• • • • • • •

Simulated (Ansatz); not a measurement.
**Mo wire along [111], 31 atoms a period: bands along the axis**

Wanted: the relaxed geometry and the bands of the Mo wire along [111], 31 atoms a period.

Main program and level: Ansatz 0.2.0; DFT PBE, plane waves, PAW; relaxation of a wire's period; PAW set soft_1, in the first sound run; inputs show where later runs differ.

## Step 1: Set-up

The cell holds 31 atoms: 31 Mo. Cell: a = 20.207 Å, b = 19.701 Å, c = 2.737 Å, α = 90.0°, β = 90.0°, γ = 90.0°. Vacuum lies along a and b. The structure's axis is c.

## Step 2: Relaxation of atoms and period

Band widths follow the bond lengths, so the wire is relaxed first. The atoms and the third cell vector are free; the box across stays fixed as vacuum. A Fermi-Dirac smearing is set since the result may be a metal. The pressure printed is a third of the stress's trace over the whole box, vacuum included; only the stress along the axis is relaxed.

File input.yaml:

• • • • • • •

__Work instruction__.
Among the entries above, the lines between the ones containing "Main program and" and "## Step 1: Set-up", inclusive, are to be transcribed exactly. No other line is to be given.

__Task result__.
Main program and level: Ansatz 0.2.0; DFT PBE, plane waves, PAW; relaxation of a wire's period; PAW set soft_1, in the first sound run; inputs show where later runs differ.

## Step 1: Set-up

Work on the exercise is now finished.